## WORK TASK
Please write out every entry below, word for word.

________
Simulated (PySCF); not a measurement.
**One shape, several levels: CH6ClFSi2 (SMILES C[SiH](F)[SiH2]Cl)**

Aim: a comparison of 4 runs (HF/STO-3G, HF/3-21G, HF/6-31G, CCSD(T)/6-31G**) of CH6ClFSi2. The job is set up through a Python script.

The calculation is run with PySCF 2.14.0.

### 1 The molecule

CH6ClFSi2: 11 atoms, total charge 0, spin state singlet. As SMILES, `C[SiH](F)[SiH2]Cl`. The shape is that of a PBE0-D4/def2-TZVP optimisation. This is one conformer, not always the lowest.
________

## TASK OUTPUT
Simulated (PySCF); not a measurement.
**One shape, several levels: CH6ClFSi2 (SMILES C[SiH](F)[SiH2]Cl)**

Aim: a comparison of 4 runs (HF/STO-3G, HF/3-21G, HF/6-31G, CCSD(T)/6-31G**) of CH6ClFSi2. The job is set up through a Python script.

The calculation is run with PySCF 2.14.0.

### 1 The molecule

CH6ClFSi2: 11 atoms, total charge 0, spin state singlet. As SMILES, `C[SiH](F)[SiH2]Cl`. The shape is that of a PBE0-D4/def2-TZVP optimisation. This is one conformer, not always the lowest.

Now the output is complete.